:: Action item ::
Please repeat the lines below exactly. Begin with the line containing "Only this magnetic start was tried." and go on through the line containing "A measured lattice".

:: Exercise data ::
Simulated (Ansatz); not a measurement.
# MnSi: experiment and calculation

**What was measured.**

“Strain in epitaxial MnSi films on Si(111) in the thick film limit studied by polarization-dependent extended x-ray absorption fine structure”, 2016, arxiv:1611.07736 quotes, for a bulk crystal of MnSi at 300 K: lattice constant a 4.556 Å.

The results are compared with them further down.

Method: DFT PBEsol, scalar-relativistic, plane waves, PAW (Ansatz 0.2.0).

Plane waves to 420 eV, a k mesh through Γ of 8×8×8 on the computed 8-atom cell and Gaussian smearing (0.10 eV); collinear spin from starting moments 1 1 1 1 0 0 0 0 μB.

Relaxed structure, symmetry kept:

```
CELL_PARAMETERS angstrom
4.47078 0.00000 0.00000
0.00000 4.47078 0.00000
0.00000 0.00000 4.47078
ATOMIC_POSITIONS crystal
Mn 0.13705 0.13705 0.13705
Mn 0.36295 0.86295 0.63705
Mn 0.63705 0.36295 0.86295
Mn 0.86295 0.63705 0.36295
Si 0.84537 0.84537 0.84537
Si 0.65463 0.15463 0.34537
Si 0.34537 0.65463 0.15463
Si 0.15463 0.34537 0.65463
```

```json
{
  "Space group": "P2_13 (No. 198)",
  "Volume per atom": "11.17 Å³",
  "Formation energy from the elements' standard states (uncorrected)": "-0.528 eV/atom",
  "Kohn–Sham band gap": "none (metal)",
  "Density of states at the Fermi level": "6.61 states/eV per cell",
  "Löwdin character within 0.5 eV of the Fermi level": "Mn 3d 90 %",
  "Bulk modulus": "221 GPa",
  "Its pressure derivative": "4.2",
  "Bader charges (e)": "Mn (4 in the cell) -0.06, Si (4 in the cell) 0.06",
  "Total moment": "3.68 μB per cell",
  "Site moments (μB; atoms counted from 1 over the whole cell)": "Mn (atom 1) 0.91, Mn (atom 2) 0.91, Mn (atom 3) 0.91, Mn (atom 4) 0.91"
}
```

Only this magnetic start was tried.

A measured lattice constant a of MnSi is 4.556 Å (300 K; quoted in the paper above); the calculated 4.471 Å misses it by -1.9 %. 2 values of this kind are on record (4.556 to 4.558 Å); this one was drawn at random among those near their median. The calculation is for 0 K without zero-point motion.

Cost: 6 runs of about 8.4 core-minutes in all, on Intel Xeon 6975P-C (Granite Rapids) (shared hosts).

:: Answer space ::
Only this magnetic start was tried.

A measured lattice constant a of MnSi is 4.556 Å (300 K; quoted in the paper above); the calculated 4.471 Å misses it by -1.9 %. 2 values of this kind are on record (4.556 to 4.558 Å); this one was drawn at random among those near their median. The calculation is for 0 K without zero-point motion.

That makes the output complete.